▶ [Assignment]: Can you quote, word for word, every line from the first line of the records below through the line containing "Theory: DFT PBE, scalar-relativistic, plane", and nothing else?

*** Opening of Entries shown ***

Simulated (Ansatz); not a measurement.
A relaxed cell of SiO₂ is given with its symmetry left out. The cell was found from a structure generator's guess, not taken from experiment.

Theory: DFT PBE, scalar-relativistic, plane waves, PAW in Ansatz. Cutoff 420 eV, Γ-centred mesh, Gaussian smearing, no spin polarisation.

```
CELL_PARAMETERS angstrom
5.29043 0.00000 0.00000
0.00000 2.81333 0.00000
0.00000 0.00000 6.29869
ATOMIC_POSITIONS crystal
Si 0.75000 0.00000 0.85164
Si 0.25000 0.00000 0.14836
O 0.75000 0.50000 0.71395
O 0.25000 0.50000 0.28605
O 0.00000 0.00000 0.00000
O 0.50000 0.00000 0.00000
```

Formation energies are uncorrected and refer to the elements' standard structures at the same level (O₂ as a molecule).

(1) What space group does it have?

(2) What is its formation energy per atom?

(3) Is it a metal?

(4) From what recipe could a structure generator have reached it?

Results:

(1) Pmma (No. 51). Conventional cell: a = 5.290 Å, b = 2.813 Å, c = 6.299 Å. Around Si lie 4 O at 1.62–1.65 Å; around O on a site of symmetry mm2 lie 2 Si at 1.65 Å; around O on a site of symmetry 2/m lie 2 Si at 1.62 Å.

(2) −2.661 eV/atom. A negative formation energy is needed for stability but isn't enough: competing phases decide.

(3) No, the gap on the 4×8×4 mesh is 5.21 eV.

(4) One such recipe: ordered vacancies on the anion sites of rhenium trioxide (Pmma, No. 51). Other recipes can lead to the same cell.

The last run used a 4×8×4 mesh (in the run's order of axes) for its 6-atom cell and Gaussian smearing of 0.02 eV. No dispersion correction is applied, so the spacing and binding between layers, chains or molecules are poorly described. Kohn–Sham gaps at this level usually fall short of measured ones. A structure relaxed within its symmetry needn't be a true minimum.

*** Close of Entries shown ***

▶ [Written reply]:
Simulated (Ansatz); not a measurement.
A relaxed cell of SiO₂ is given with its symmetry left out. The cell was found from a structure generator's guess, not taken from experiment.

Theory: DFT PBE, scalar-relativistic, plane waves, PAW in Ansatz. Cutoff 420 eV, Γ-centred mesh, Gaussian smearing, no spin polarisation.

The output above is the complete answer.